■ Data section:
= = =

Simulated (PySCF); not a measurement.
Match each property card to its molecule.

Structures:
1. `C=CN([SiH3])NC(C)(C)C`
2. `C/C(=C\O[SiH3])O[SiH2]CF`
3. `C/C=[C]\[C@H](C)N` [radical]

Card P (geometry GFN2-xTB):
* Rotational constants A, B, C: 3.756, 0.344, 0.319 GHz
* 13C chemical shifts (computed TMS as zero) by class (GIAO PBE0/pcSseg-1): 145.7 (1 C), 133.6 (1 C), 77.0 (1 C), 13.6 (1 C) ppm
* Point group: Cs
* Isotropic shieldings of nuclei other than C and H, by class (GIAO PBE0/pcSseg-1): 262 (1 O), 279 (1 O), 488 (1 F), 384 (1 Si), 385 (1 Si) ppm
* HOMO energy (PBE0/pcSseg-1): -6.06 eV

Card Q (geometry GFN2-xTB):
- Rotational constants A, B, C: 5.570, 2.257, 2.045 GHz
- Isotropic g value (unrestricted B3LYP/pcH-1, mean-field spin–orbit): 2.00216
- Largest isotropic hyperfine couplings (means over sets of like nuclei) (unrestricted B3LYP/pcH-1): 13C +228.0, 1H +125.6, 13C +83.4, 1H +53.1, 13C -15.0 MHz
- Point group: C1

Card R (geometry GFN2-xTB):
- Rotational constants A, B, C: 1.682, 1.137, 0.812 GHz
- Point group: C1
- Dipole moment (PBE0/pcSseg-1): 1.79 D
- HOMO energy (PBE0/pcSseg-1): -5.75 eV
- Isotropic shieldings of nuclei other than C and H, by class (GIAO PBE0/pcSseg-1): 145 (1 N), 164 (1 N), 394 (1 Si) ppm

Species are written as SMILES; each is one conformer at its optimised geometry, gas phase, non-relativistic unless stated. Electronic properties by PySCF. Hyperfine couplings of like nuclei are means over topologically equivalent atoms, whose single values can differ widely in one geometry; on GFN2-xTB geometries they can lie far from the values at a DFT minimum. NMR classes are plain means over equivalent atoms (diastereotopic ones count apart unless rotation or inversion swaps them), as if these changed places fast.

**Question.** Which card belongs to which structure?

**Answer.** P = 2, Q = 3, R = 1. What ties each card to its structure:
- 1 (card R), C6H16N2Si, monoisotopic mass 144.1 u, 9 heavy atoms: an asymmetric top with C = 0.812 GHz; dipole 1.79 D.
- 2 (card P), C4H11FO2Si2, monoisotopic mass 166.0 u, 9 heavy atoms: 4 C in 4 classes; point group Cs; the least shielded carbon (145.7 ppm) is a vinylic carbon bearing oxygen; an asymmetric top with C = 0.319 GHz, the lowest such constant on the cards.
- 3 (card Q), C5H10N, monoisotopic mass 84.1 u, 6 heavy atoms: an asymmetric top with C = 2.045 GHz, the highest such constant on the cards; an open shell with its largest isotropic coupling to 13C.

= = =

■ Brief:
What is needed is an exact repetition of the lines from the first line of the records through the line containing "- Isotropic g", both ends included, and nothing more.

■ Response:
Simulated (PySCF); not a measurement.
Match each property card to its molecule.

Structures:
1. `C=CN([SiH3])NC(C)(C)C`
2. `C/C(=C\O[SiH3])O[SiH2]CF`
3. `C/C=[C]\[C@H](C)N` [radical]

Card P (geometry GFN2-xTB):
* Rotational constants A, B, C: 3.756, 0.344, 0.319 GHz
* 13C chemical shifts (computed TMS as zero) by class (GIAO PBE0/pcSseg-1): 145.7 (1 C), 133.6 (1 C), 77.0 (1 C), 13.6 (1 C) ppm
* Point group: Cs
* Isotropic shieldings of nuclei other than C and H, by class (GIAO PBE0/pcSseg-1): 262 (1 O), 279 (1 O), 488 (1 F), 384 (1 Si), 385 (1 Si) ppm
* HOMO energy (PBE0/pcSseg-1): -6.06 eV

Card Q (geometry GFN2-xTB):
- Rotational constants A, B, C: 5.570, 2.257, 2.045 GHz
- Isotropic g value (unrestricted B3LYP/pcH-1, mean-field spin–orbit): 2.00216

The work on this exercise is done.